WORK TASK | Once the line containing "Machine-learned potentials (CHGNet" is found in the entries below, reproduce it and every line after it, stopping at and including the line containing "Differences are worked"; reproduce nothing else, and keep each line exact.

========
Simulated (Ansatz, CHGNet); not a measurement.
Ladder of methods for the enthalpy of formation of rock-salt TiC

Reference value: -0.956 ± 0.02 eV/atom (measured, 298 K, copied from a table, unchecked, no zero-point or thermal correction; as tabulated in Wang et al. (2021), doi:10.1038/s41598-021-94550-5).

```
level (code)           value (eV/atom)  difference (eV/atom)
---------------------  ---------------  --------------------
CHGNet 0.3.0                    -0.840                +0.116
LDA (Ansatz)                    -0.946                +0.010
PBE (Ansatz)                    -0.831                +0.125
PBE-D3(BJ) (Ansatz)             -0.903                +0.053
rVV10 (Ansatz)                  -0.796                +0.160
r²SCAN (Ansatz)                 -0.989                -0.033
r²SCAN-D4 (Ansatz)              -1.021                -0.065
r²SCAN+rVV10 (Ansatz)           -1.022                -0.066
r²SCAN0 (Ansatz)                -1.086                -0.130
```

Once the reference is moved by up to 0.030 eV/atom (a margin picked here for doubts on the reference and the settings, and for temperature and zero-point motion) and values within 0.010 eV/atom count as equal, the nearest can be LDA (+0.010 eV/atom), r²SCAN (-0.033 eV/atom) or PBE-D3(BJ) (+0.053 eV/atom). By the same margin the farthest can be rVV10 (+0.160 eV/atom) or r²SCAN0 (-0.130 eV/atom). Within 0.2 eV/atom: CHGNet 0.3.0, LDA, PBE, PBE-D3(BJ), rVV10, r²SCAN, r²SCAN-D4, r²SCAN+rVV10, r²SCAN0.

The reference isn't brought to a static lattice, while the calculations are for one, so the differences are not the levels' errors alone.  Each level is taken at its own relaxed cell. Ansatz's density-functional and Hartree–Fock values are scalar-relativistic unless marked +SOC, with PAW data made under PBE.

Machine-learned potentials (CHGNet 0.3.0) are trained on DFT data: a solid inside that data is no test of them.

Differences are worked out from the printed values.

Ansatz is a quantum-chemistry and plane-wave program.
========

REPLY |
Machine-learned potentials (CHGNet 0.3.0) are trained on DFT data: a solid inside that data is no test of them.

Differences are worked out from the printed values.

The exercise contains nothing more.